■ **MATERIAL SHOWN**
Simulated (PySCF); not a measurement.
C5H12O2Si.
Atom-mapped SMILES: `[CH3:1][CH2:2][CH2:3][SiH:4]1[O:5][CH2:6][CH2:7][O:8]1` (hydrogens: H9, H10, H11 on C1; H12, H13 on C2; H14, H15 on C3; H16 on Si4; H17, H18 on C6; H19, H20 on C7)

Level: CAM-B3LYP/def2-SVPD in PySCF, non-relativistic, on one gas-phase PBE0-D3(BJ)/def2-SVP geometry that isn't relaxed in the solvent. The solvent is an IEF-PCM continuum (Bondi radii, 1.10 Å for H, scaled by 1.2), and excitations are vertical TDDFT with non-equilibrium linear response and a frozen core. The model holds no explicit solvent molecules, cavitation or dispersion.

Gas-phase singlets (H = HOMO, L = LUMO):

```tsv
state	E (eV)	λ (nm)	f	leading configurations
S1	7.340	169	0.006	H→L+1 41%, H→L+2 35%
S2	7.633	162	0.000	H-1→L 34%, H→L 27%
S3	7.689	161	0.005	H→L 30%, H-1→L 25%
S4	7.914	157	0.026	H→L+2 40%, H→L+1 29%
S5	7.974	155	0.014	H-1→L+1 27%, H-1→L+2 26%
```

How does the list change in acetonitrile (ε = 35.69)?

■ **REQUIRED ACTION**
Set down the full listing once more, exactly as written.

■ **EXERCISE RESULT**
Simulated (PySCF); not a measurement.
C5H12O2Si.
Atom-mapped SMILES: `[CH3:1][CH2:2][CH2:3][SiH:4]1[O:5][CH2:6][CH2:7][O:8]1` (hydrogens: H9, H10, H11 on C1; H12, H13 on C2; H14, H15 on C3; H16 on Si4; H17, H18 on C6; H19, H20 on C7)

Level: CAM-B3LYP/def2-SVPD in PySCF, non-relativistic, on one gas-phase PBE0-D3(BJ)/def2-SVP geometry that isn't relaxed in the solvent. The solvent is an IEF-PCM continuum (Bondi radii, 1.10 Å for H, scaled by 1.2), and excitations are vertical TDDFT with non-equilibrium linear response and a frozen core. The model holds no explicit solvent molecules, cavitation or dispersion.

Gas-phase singlets (H = HOMO, L = LUMO):

```tsv
state	E (eV)	λ (nm)	f	leading configurations
S1	7.340	169	0.006	H→L+1 41%, H→L+2 35%
S2	7.633	162	0.000	H-1→L 34%, H→L 27%
S3	7.689	161	0.005	H→L 30%, H-1→L 25%
S4	7.914	157	0.026	H→L+2 40%, H→L+1 29%
S5	7.974	155	0.014	H-1→L+1 27%, H-1→L+2 26%
```

How does the list change in acetonitrile (ε = 35.69)?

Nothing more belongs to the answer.